*Listed records*:
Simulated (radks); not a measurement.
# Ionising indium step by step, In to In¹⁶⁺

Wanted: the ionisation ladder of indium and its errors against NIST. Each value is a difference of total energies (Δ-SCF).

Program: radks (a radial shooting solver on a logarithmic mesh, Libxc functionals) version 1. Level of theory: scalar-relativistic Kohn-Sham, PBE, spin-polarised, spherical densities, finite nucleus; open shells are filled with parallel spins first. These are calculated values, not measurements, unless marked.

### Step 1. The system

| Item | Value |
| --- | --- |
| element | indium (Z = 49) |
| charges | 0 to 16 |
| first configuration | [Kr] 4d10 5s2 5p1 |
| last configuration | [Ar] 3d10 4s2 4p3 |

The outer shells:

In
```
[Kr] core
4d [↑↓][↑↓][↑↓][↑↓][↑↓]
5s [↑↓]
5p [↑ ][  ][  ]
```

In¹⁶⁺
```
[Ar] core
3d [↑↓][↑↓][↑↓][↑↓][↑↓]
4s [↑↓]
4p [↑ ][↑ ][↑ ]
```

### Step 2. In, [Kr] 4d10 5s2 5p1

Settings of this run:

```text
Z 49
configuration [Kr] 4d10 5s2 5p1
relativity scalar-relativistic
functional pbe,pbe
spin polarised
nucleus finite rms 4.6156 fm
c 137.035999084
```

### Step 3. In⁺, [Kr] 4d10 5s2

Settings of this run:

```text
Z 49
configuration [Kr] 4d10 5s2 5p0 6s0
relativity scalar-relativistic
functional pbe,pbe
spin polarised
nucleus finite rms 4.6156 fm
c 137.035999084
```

*Work order*:
Set down the records above once more, exactly as given.

*Task response*:
Simulated (radks); not a measurement.
# Ionising indium step by step, In to In¹⁶⁺

Wanted: the ionisation ladder of indium and its errors against NIST. Each value is a difference of total energies (Δ-SCF).

Program: radks (a radial shooting solver on a logarithmic mesh, Libxc functionals) version 1. Level of theory: scalar-relativistic Kohn-Sham, PBE, spin-polarised, spherical densities, finite nucleus; open shells are filled with parallel spins first. These are calculated values, not measurements, unless marked.

### Step 1. The system

| Item | Value |
| --- | --- |
| element | indium (Z = 49) |
| charges | 0 to 16 |
| first configuration | [Kr] 4d10 5s2 5p1 |
| last configuration | [Ar] 3d10 4s2 4p3 |

The outer shells:

In
```
[Kr] core
4d [↑↓][↑↓][↑↓][↑↓][↑↓]
5s [↑↓]
5p [↑ ][  ][  ]
```

In¹⁶⁺
```
[Ar] core
3d [↑↓][↑↓][↑↓][↑↓][↑↓]
4s [↑↓]
4p [↑ ][↑ ][↑ ]
```

### Step 2. In, [Kr] 4d10 5s2 5p1

Settings of this run:

```text
Z 49
configuration [Kr] 4d10 5s2 5p1
relativity scalar-relativistic
functional pbe,pbe
spin polarised
nucleus finite rms 4.6156 fm
c 137.035999084
```

### Step 3. In⁺, [Kr] 4d10 5s2

Settings of this run:

```text
Z 49
configuration [Kr] 4d10 5s2 5p0 6s0
relativity scalar-relativistic
functional pbe,pbe
spin polarised
nucleus finite rms 4.6156 fm
c 137.035999084
```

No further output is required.